> _Required action_:
Each entry below needs to be copied exactly, with nothing dropped.

++++ Information supplied ++++

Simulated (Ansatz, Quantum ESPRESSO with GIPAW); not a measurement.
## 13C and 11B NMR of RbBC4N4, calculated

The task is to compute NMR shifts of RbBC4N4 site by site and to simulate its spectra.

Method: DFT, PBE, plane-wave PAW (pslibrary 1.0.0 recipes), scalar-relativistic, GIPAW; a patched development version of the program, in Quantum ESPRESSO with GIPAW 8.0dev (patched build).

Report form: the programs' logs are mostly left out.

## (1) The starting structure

++++

> _Exercise response_:
Simulated (Ansatz, Quantum ESPRESSO with GIPAW); not a measurement.
## 13C and 11B NMR of RbBC4N4, calculated

The task is to compute NMR shifts of RbBC4N4 site by site and to simulate its spectra.

Method: DFT, PBE, plane-wave PAW (pslibrary 1.0.0 recipes), scalar-relativistic, GIPAW; a patched development version of the program, in Quantum ESPRESSO with GIPAW 8.0dev (patched build).

Report form: the programs' logs are mostly left out.

## (1) The starting structure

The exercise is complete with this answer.